GIVEN INFORMATION
------------------------------------------------------------------------
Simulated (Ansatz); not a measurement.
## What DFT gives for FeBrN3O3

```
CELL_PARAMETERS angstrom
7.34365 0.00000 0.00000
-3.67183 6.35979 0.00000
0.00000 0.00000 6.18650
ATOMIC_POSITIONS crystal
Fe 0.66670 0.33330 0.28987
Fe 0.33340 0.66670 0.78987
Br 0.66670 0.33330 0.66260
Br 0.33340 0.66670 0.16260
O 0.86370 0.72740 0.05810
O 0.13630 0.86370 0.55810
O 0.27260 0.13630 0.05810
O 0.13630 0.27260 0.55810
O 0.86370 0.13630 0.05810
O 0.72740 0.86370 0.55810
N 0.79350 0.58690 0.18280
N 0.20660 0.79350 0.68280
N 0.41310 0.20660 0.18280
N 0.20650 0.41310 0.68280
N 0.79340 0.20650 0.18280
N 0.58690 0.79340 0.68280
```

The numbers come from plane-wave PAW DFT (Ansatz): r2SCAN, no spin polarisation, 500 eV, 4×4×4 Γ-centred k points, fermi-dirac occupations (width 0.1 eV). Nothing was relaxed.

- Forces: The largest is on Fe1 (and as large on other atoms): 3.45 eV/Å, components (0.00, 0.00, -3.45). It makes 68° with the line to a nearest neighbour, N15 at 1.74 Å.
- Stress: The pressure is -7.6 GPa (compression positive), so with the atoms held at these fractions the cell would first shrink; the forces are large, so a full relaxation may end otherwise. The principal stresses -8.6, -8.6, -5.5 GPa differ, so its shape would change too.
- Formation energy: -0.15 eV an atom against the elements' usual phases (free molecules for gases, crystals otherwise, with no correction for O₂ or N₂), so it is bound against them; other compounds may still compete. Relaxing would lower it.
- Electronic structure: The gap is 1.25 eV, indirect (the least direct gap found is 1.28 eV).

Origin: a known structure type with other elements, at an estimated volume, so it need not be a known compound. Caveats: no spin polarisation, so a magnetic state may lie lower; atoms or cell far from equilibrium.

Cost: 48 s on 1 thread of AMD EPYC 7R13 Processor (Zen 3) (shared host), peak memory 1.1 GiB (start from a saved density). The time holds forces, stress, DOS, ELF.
------------------------------------------------------------------------

WORK REQUEST
Your task is to set down only the lines that run from the opening of the listing to the line with "- Stress: The", both ends included, each unchanged.

RESPONSE BOX
Simulated (Ansatz); not a measurement.
## What DFT gives for FeBrN3O3

```
CELL_PARAMETERS angstrom
7.34365 0.00000 0.00000
-3.67183 6.35979 0.00000
0.00000 0.00000 6.18650
ATOMIC_POSITIONS crystal
Fe 0.66670 0.33330 0.28987
Fe 0.33340 0.66670 0.78987
Br 0.66670 0.33330 0.66260
Br 0.33340 0.66670 0.16260
O 0.86370 0.72740 0.05810
O 0.13630 0.86370 0.55810
O 0.27260 0.13630 0.05810
O 0.13630 0.27260 0.55810
O 0.86370 0.13630 0.05810
O 0.72740 0.86370 0.55810
N 0.79350 0.58690 0.18280
N 0.20660 0.79350 0.68280
N 0.41310 0.20660 0.18280
N 0.20650 0.41310 0.68280
N 0.79340 0.20650 0.18280
N 0.58690 0.79340 0.68280
```

The numbers come from plane-wave PAW DFT (Ansatz): r2SCAN, no spin polarisation, 500 eV, 4×4×4 Γ-centred k points, fermi-dirac occupations (width 0.1 eV). Nothing was relaxed.

- Forces: The largest is on Fe1 (and as large on other atoms): 3.45 eV/Å, components (0.00, 0.00, -3.45). It makes 68° with the line to a nearest neighbour, N15 at 1.74 Å.
- Stress: The pressure is -7.6 GPa (compression positive), so with the atoms held at these fractions the cell would first shrink; the forces are large, so a full relaxation may end otherwise. The principal stresses -8.6, -8.6, -5.5 GPa differ, so its shape would change too.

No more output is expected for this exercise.